• **Brief**: Wherever the line with "137.2 | 167.4 |" sits in the listing below, transcribe from it up to and including the line with "141.5 | 171.5 |", exactly, and leave the remaining lines out.

• **Data under study**:
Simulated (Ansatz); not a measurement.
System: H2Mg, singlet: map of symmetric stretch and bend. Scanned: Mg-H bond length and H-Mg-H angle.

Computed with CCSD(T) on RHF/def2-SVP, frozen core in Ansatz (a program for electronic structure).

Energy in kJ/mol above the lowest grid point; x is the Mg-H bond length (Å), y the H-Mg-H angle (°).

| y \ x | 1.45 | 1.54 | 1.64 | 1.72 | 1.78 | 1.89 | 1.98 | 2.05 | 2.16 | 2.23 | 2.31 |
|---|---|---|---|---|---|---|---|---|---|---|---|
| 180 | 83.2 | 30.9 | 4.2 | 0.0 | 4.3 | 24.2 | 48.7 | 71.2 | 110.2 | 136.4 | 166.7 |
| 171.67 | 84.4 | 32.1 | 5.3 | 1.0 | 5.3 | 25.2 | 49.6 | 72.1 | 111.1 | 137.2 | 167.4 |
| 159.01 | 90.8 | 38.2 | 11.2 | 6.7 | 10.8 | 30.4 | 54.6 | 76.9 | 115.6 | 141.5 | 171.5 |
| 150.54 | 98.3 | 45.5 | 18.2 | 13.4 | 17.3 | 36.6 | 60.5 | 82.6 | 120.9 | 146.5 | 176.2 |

• **Answer area**:
| 171.67 | 84.4 | 32.1 | 5.3 | 1.0 | 5.3 | 25.2 | 49.6 | 72.1 | 111.1 | 137.2 | 167.4 |
| 159.01 | 90.8 | 38.2 | 11.2 | 6.7 | 10.8 | 30.4 | 54.6 | 76.9 | 115.6 | 141.5 | 171.5 |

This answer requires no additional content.